WORK ORDER: Within the material below, locate the line with "spin polarisation |" and the line with "This cell differs", then return those two lines and all lines between them, exactly as written.

INFORMATION GIVEN:
[Start of Attachment]
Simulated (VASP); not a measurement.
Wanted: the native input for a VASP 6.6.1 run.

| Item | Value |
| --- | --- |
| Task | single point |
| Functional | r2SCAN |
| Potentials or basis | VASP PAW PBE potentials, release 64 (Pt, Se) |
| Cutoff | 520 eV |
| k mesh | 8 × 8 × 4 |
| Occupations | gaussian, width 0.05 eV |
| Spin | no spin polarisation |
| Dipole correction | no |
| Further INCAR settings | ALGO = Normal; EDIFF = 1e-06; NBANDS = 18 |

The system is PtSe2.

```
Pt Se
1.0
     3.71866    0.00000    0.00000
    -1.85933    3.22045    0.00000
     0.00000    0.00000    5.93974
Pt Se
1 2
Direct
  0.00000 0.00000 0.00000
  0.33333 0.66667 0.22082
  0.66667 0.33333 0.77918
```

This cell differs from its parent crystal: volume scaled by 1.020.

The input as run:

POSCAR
[End of Attachment]

WORKED SOLUTION:
| Spin | no spin polarisation |
| Dipole correction | no |
| Further INCAR settings | ALGO = Normal; EDIFF = 1e-06; NBANDS = 18 |

The system is PtSe2.

```
Pt Se
1.0
     3.71866    0.00000    0.00000
    -1.85933    3.22045    0.00000
     0.00000    0.00000    5.93974
Pt Se
1 2
Direct
  0.00000 0.00000 0.00000
  0.33333 0.66667 0.22082
  0.66667 0.33333 0.77918
```

This cell differs from its parent crystal: volume scaled by 1.020.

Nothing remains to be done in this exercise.